### [ACTION ITEM]
Every entry should be returned exactly. Omit none of them.

%%

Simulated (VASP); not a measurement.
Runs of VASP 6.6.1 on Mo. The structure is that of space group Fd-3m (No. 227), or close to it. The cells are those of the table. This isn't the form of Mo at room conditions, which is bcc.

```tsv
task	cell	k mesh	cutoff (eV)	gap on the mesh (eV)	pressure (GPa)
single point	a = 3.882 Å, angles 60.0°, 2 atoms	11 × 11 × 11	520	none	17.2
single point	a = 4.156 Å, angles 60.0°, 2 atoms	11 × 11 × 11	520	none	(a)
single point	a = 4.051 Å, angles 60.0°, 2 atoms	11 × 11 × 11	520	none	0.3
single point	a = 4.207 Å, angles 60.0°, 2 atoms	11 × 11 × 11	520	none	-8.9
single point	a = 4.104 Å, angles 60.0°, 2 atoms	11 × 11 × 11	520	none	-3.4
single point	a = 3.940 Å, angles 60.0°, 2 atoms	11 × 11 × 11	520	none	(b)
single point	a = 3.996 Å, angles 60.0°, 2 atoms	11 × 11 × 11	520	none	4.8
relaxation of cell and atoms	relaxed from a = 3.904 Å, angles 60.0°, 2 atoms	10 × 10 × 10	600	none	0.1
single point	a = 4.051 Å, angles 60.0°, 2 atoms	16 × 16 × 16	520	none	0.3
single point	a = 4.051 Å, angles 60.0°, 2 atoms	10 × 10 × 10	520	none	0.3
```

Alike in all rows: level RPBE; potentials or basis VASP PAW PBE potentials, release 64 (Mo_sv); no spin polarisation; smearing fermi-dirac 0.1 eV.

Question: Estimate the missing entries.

%%

### [TASK SOLUTION]
Simulated (VASP); not a measurement.
Runs of VASP 6.6.1 on Mo. The structure is that of space group Fd-3m (No. 227), or close to it. The cells are those of the table. This isn't the form of Mo at room conditions, which is bcc.

```tsv
task	cell	k mesh	cutoff (eV)	gap on the mesh (eV)	pressure (GPa)
single point	a = 3.882 Å, angles 60.0°, 2 atoms	11 × 11 × 11	520	none	17.2
single point	a = 4.156 Å, angles 60.0°, 2 atoms	11 × 11 × 11	520	none	(a)
single point	a = 4.051 Å, angles 60.0°, 2 atoms	11 × 11 × 11	520	none	0.3
single point	a = 4.207 Å, angles 60.0°, 2 atoms	11 × 11 × 11	520	none	-8.9
single point	a = 4.104 Å, angles 60.0°, 2 atoms	11 × 11 × 11	520	none	-3.4
single point	a = 3.940 Å, angles 60.0°, 2 atoms	11 × 11 × 11	520	none	(b)
single point	a = 3.996 Å, angles 60.0°, 2 atoms	11 × 11 × 11	520	none	4.8
relaxation of cell and atoms	relaxed from a = 3.904 Å, angles 60.0°, 2 atoms	10 × 10 × 10	600	none	0.1
single point	a = 4.051 Å, angles 60.0°, 2 atoms	16 × 16 × 16	520	none	0.3
single point	a = 4.051 Å, angles 60.0°, 2 atoms	10 × 10 × 10	520	none	0.3
```

Alike in all rows: level RPBE; potentials or basis VASP PAW PBE potentials, release 64 (Mo_sv); no spin polarisation; smearing fermi-dirac 0.1 eV.

Question: Estimate the missing entries.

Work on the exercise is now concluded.